Available data:
== Segment start ==

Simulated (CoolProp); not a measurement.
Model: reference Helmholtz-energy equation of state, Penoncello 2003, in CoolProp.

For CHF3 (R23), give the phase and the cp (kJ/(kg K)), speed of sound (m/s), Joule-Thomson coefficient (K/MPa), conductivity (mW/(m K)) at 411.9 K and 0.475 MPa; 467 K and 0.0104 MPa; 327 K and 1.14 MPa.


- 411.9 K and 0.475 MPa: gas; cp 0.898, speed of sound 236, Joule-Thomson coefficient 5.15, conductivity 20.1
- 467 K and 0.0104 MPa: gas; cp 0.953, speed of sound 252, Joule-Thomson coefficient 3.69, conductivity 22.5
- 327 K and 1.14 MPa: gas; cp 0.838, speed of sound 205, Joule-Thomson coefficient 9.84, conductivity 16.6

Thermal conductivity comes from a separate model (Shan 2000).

== Segment end ==

Required action:
Transcription of the listing must be exact and complete.

Exercise result:
Simulated (CoolProp); not a measurement.
Model: reference Helmholtz-energy equation of state, Penoncello 2003, in CoolProp.

For CHF3 (R23), give the phase and the cp (kJ/(kg K)), speed of sound (m/s), Joule-Thomson coefficient (K/MPa), conductivity (mW/(m K)) at 411.9 K and 0.475 MPa; 467 K and 0.0104 MPa; 327 K and 1.14 MPa.


- 411.9 K and 0.475 MPa: gas; cp 0.898, speed of sound 236, Joule-Thomson coefficient 5.15, conductivity 20.1
- 467 K and 0.0104 MPa: gas; cp 0.953, speed of sound 252, Joule-Thomson coefficient 3.69, conductivity 22.5
- 327 K and 1.14 MPa: gas; cp 0.838, speed of sound 205, Joule-Thomson coefficient 9.84, conductivity 16.6

Thermal conductivity comes from a separate model (Shan 2000).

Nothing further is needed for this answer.